After finding the line containing "- Cutoff: 600 eV" below, please output that line and each following one through the line containing "1.53 | 137.22 |", exactly as written.

Start of Block

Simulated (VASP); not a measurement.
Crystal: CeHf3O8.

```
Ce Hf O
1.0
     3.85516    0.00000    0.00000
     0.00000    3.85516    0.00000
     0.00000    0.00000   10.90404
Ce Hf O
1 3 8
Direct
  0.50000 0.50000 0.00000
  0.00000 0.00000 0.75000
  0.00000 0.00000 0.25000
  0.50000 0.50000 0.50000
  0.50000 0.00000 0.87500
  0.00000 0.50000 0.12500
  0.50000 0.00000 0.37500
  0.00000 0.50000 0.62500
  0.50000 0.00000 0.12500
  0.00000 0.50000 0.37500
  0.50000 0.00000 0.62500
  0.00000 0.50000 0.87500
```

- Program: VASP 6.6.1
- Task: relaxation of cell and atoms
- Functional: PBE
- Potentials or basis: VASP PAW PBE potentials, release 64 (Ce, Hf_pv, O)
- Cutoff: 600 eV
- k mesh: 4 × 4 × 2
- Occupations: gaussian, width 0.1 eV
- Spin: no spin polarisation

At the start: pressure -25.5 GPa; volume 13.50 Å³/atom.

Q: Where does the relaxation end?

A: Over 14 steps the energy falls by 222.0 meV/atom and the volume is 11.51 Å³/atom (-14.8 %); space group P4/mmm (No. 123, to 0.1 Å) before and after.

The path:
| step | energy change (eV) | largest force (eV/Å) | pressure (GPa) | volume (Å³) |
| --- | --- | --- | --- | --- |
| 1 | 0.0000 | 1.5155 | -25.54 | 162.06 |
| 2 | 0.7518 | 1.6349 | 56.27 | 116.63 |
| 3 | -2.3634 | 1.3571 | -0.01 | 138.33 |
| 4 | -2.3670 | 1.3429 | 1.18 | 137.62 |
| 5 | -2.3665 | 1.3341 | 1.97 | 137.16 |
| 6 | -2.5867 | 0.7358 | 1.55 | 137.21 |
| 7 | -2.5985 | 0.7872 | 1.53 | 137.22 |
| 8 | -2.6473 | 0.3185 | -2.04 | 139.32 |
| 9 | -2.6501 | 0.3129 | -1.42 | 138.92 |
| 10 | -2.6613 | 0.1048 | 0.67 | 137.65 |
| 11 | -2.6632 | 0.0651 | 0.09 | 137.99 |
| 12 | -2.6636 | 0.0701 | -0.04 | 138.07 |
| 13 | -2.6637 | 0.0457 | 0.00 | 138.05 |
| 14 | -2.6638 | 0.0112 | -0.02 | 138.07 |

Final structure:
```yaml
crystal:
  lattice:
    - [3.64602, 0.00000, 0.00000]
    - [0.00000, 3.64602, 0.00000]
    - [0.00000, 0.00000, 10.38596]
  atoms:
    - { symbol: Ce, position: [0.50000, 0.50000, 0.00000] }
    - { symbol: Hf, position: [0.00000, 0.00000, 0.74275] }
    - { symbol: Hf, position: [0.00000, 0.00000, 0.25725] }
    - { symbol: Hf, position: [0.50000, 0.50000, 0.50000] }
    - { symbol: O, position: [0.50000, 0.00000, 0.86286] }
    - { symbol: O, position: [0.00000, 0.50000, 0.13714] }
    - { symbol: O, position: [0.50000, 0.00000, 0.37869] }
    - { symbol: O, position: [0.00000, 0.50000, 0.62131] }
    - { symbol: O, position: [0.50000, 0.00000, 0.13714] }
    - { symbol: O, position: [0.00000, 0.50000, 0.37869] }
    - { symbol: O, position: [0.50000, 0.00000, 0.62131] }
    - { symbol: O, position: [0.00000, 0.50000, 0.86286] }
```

End of Block

> Exercise result:
- Cutoff: 600 eV
- k mesh: 4 × 4 × 2
- Occupations: gaussian, width 0.1 eV
- Spin: no spin polarisation

At the start: pressure -25.5 GPa; volume 13.50 Å³/atom.

Q: Where does the relaxation end?

A: Over 14 steps the energy falls by 222.0 meV/atom and the volume is 11.51 Å³/atom (-14.8 %); space group P4/mmm (No. 123, to 0.1 Å) before and after.

The path:
| step | energy change (eV) | largest force (eV/Å) | pressure (GPa) | volume (Å³) |
| --- | --- | --- | --- | --- |
| 1 | 0.0000 | 1.5155 | -25.54 | 162.06 |
| 2 | 0.7518 | 1.6349 | 56.27 | 116.63 |
| 3 | -2.3634 | 1.3571 | -0.01 | 138.33 |
| 4 | -2.3670 | 1.3429 | 1.18 | 137.62 |
| 5 | -2.3665 | 1.3341 | 1.97 | 137.16 |
| 6 | -2.5867 | 0.7358 | 1.55 | 137.21 |
| 7 | -2.5985 | 0.7872 | 1.53 | 137.22 |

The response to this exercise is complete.